■ **Work order**:
Copy the entries exactly, through the "fractions at 525 °C." line.

■ **Provided records**:
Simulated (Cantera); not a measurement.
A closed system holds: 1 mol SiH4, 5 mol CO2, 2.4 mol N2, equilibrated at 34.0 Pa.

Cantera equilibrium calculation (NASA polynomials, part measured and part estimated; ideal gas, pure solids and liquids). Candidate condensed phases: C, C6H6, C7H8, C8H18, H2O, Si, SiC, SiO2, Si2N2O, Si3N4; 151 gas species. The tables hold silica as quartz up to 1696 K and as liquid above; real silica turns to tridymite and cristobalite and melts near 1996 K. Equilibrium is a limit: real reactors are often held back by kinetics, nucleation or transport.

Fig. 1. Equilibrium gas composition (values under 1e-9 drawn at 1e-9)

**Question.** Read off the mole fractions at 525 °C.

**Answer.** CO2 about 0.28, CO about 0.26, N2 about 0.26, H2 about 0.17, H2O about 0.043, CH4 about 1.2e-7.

■ **Answer area**:
Simulated (Cantera); not a measurement.
A closed system holds: 1 mol SiH4, 5 mol CO2, 2.4 mol N2, equilibrated at 34.0 Pa.

Cantera equilibrium calculation (NASA polynomials, part measured and part estimated; ideal gas, pure solids and liquids). Candidate condensed phases: C, C6H6, C7H8, C8H18, H2O, Si, SiC, SiO2, Si2N2O, Si3N4; 151 gas species. The tables hold silica as quartz up to 1696 K and as liquid above; real silica turns to tridymite and cristobalite and melts near 1996 K. Equilibrium is a limit: real reactors are often held back by kinetics, nucleation or transport.

Fig. 1. Equilibrium gas composition (values under 1e-9 drawn at 1e-9)

**Question.** Read off the mole fractions at 525 °C.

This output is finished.